(EXCERPTED DATA begins)

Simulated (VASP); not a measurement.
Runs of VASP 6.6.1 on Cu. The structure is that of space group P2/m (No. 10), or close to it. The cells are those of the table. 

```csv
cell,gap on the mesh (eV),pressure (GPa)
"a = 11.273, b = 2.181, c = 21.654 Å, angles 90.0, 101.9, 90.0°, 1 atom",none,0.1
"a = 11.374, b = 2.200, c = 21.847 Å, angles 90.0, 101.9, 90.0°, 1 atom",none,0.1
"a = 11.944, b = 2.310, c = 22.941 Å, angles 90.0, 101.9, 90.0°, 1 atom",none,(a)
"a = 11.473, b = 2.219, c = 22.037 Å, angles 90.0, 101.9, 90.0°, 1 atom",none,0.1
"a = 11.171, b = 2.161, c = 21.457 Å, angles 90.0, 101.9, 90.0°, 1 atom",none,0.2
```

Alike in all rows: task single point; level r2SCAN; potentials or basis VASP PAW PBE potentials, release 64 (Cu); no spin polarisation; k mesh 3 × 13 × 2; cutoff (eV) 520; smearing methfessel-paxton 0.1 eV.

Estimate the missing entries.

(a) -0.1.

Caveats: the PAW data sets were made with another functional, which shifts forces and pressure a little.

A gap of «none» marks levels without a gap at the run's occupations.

(EXCERPTED DATA ends)

» ASSIGNED TASK: Set down, from the entries above, exactly the lines from the one with "Alike in all" up to and including the one with "Caveats: the PAW", and no other lines.

» EXERCISE SOLUTION:
Alike in all rows: task single point; level r2SCAN; potentials or basis VASP PAW PBE potentials, release 64 (Cu); no spin polarisation; k mesh 3 × 13 × 2; cutoff (eV) 520; smearing methfessel-paxton 0.1 eV.

Estimate the missing entries.

(a) -0.1.

Caveats: the PAW data sets were made with another functional, which shifts forces and pressure a little.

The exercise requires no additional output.